* **DATA FOR REVIEW**
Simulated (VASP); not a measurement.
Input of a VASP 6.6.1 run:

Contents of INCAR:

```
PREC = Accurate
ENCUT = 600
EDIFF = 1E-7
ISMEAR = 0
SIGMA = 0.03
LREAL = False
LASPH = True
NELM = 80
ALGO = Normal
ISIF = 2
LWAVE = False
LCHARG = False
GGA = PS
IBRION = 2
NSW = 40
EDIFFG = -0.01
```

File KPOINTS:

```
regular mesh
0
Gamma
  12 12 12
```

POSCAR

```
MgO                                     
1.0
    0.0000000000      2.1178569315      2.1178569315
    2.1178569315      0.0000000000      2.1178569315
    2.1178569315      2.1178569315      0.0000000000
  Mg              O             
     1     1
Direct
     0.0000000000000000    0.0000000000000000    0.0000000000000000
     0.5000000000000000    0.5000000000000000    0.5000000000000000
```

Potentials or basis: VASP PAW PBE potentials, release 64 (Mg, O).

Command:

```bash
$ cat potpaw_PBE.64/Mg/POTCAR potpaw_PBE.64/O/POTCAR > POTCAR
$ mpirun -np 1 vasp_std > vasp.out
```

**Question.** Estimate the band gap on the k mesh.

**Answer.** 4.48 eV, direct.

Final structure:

* **WORK INSTRUCTION**
When you reach the line holding "the k mesh." in the records above, begin reproducing exactly, stop after the line holding "4.48 eV, direct.", and output nothing else.

* **ANSWER SPACE**
**Question.** Estimate the band gap on the k mesh.

**Answer.** 4.48 eV, direct.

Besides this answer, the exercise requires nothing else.